### [Action item]
Please write out, exactly as given, every line of the entries below up to and including the line with "It fails none".

### [Data extracts]
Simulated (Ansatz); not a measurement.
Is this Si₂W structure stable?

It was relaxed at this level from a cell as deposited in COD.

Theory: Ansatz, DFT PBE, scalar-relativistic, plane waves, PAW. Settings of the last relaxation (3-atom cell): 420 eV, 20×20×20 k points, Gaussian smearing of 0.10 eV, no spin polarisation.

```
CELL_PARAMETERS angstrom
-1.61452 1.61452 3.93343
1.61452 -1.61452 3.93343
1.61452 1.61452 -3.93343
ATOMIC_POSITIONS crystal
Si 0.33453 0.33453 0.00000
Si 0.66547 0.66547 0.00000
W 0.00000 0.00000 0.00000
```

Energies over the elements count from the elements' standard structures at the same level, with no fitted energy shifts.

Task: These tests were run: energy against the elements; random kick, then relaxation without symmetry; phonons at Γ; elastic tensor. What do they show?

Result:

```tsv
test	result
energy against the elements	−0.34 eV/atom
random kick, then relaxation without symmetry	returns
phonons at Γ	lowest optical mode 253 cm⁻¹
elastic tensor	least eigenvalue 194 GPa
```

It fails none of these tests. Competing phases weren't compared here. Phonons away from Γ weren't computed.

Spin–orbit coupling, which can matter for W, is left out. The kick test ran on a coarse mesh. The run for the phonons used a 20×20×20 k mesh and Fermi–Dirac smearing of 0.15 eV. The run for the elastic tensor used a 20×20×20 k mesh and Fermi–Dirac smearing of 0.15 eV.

### [Exercise solution]
Simulated (Ansatz); not a measurement.
Is this Si₂W structure stable?

It was relaxed at this level from a cell as deposited in COD.

Theory: Ansatz, DFT PBE, scalar-relativistic, plane waves, PAW. Settings of the last relaxation (3-atom cell): 420 eV, 20×20×20 k points, Gaussian smearing of 0.10 eV, no spin polarisation.

```
CELL_PARAMETERS angstrom
-1.61452 1.61452 3.93343
1.61452 -1.61452 3.93343
1.61452 1.61452 -3.93343
ATOMIC_POSITIONS crystal
Si 0.33453 0.33453 0.00000
Si 0.66547 0.66547 0.00000
W 0.00000 0.00000 0.00000
```

Energies over the elements count from the elements' standard structures at the same level, with no fitted energy shifts.

Task: These tests were run: energy against the elements; random kick, then relaxation without symmetry; phonons at Γ; elastic tensor. What do they show?

Result:

```tsv
test	result
energy against the elements	−0.34 eV/atom
random kick, then relaxation without symmetry	returns
phonons at Γ	lowest optical mode 253 cm⁻¹
elastic tensor	least eigenvalue 194 GPa
```

It fails none of these tests. Competing phases weren't compared here. Phonons away from Γ weren't computed.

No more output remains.